--- AVAILABLE DATA ---
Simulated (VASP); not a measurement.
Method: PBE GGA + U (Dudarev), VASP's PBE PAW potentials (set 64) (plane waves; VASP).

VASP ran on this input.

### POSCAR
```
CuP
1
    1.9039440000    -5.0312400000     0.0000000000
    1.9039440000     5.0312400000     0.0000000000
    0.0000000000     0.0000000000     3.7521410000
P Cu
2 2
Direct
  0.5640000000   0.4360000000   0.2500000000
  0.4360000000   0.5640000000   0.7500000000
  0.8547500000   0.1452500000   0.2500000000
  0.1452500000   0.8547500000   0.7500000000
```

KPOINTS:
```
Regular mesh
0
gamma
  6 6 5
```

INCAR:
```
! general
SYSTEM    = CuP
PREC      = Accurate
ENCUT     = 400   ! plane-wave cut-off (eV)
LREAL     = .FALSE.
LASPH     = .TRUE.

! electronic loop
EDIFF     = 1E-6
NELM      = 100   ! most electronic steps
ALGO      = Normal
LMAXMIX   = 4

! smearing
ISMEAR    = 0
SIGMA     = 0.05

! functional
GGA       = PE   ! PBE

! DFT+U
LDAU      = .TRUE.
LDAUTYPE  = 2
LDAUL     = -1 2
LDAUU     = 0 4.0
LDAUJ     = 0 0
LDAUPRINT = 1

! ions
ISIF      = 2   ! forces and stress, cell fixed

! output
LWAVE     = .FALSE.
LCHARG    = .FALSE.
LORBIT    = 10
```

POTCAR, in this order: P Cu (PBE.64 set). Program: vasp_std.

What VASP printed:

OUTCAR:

--- REQUIREMENT ---
Repeat the entries verbatim through the line with "POTCAR, in this".

--- EXERCISE RESPONSE ---
Simulated (VASP); not a measurement.
Method: PBE GGA + U (Dudarev), VASP's PBE PAW potentials (set 64) (plane waves; VASP).

VASP ran on this input.

### POSCAR
```
CuP
1
    1.9039440000    -5.0312400000     0.0000000000
    1.9039440000     5.0312400000     0.0000000000
    0.0000000000     0.0000000000     3.7521410000
P Cu
2 2
Direct
  0.5640000000   0.4360000000   0.2500000000
  0.4360000000   0.5640000000   0.7500000000
  0.8547500000   0.1452500000   0.2500000000
  0.1452500000   0.8547500000   0.7500000000
```

KPOINTS:
```
Regular mesh
0
gamma
  6 6 5
```

INCAR:
```
! general
SYSTEM    = CuP
PREC      = Accurate
ENCUT     = 400   ! plane-wave cut-off (eV)
LREAL     = .FALSE.
LASPH     = .TRUE.

! electronic loop
EDIFF     = 1E-6
NELM      = 100   ! most electronic steps
ALGO      = Normal
LMAXMIX   = 4

! smearing
ISMEAR    = 0
SIGMA     = 0.05

! functional
GGA       = PE   ! PBE

! DFT+U
LDAU      = .TRUE.
LDAUTYPE  = 2
LDAUL     = -1 2
LDAUU     = 0 4.0
LDAUJ     = 0 0
LDAUPRINT = 1

! ions
ISIF      = 2   ! forces and stress, cell fixed

! output
LWAVE     = .FALSE.
LCHARG    = .FALSE.
LORBIT    = 10
```

POTCAR, in this order: P Cu (PBE.64 set). Program: vasp_std.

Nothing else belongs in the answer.